GIVEN ENTRIES:
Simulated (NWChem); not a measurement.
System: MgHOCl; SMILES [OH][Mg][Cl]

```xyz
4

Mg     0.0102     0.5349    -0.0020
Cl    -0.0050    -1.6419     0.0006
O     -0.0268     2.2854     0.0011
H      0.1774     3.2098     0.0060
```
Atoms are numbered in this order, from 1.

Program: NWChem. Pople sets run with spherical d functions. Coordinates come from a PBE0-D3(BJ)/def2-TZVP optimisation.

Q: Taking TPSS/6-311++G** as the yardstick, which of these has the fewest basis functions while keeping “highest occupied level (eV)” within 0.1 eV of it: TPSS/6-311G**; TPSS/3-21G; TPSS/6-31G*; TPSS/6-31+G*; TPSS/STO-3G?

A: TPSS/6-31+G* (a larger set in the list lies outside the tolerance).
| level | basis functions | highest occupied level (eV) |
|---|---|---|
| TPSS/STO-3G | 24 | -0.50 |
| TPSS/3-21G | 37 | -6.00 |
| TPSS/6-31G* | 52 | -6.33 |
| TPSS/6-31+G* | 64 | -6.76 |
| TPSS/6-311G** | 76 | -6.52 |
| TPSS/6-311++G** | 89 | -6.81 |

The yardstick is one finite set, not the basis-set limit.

TASK ITEM:
Above are the records; print exactly the lines from the line with "A: TPSS/6-31+G* (a" to the line with "89 | -6.81 |", including both, and nothing else.

ANSWER BOX:
A: TPSS/6-31+G* (a larger set in the list lies outside the tolerance).
| level | basis functions | highest occupied level (eV) |
|---|---|---|
| TPSS/STO-3G | 24 | -0.50 |
| TPSS/3-21G | 37 | -6.00 |
| TPSS/6-31G* | 52 | -6.33 |
| TPSS/6-31+G* | 64 | -6.76 |
| TPSS/6-311G** | 76 | -6.52 |
| TPSS/6-311++G** | 89 | -6.81 |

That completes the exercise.